PROVIDED DATA
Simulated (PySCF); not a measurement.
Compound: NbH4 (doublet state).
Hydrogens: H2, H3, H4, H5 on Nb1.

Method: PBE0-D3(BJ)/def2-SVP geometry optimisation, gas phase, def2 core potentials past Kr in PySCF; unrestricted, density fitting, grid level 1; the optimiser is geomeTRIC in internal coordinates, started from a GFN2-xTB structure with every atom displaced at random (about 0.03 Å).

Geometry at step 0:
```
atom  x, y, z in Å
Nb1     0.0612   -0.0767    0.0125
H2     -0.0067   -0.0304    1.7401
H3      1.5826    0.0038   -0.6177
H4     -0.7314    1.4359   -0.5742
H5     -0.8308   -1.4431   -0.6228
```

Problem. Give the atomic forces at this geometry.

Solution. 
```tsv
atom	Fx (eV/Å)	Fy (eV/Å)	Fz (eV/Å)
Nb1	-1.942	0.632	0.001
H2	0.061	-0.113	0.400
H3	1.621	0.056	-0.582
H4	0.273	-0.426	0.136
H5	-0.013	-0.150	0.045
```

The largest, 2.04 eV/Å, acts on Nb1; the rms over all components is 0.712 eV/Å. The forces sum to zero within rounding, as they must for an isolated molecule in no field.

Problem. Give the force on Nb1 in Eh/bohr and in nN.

ASSIGNED TASK
Once more, set down the full listing, verbatim.

ANSWER AREA
Simulated (PySCF); not a measurement.
Compound: NbH4 (doublet state).
Hydrogens: H2, H3, H4, H5 on Nb1.

Method: PBE0-D3(BJ)/def2-SVP geometry optimisation, gas phase, def2 core potentials past Kr in PySCF; unrestricted, density fitting, grid level 1; the optimiser is geomeTRIC in internal coordinates, started from a GFN2-xTB structure with every atom displaced at random (about 0.03 Å).

Geometry at step 0:
```
atom  x, y, z in Å
Nb1     0.0612   -0.0767    0.0125
H2     -0.0067   -0.0304    1.7401
H3      1.5826    0.0038   -0.6177
H4     -0.7314    1.4359   -0.5742
H5     -0.8308   -1.4431   -0.6228
```

Problem. Give the atomic forces at this geometry.

Solution. 
```tsv
atom	Fx (eV/Å)	Fy (eV/Å)	Fz (eV/Å)
Nb1	-1.942	0.632	0.001
H2	0.061	-0.113	0.400
H3	1.621	0.056	-0.582
H4	0.273	-0.426	0.136
H5	-0.013	-0.150	0.045
```

The largest, 2.04 eV/Å, acts on Nb1; the rms over all components is 0.712 eV/Å. The forces sum to zero within rounding, as they must for an isolated molecule in no field.

Problem. Give the force on Nb1 in Eh/bohr and in nN.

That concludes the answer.